- Data for review -
= = =

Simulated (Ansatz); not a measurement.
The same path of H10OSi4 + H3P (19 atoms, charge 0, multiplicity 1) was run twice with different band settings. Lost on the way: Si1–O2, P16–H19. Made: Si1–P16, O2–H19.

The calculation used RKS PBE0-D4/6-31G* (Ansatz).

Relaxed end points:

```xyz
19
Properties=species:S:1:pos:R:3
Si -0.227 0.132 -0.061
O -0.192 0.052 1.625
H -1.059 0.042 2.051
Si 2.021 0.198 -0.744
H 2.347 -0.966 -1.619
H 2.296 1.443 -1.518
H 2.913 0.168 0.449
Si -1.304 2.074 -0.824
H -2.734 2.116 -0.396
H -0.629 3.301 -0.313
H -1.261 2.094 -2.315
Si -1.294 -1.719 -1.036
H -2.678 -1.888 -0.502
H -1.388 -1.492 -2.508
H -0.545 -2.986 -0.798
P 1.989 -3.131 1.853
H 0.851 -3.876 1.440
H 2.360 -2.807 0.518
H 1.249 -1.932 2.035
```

= = =

- Work request -
Nothing in the records may be left out; reproduce them exactly.

- Response area -
Simulated (Ansatz); not a measurement.
The same path of H10OSi4 + H3P (19 atoms, charge 0, multiplicity 1) was run twice with different band settings. Lost on the way: Si1–O2, P16–H19. Made: Si1–P16, O2–H19.

The calculation used RKS PBE0-D4/6-31G* (Ansatz).

Relaxed end points:

```xyz
19
Properties=species:S:1:pos:R:3
Si -0.227 0.132 -0.061
O -0.192 0.052 1.625
H -1.059 0.042 2.051
Si 2.021 0.198 -0.744
H 2.347 -0.966 -1.619
H 2.296 1.443 -1.518
H 2.913 0.168 0.449
Si -1.304 2.074 -0.824
H -2.734 2.116 -0.396
H -0.629 3.301 -0.313
H -1.261 2.094 -2.315
Si -1.294 -1.719 -1.036
H -2.678 -1.888 -0.502
H -1.388 -1.492 -2.508
H -0.545 -2.986 -0.798
P 1.989 -3.131 1.853
H 0.851 -3.876 1.440
H 2.360 -2.807 0.518
H 1.249 -1.932 2.035
```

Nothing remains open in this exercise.